--- START ---
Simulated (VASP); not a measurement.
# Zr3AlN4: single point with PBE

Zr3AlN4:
--- END ---

:: REQUIREMENT ::
All entries must be duplicated exactly, with none left out.

:: ANSWER SECTION ::
Simulated (VASP); not a measurement.
# Zr3AlN4: single point with PBE

Zr3AlN4:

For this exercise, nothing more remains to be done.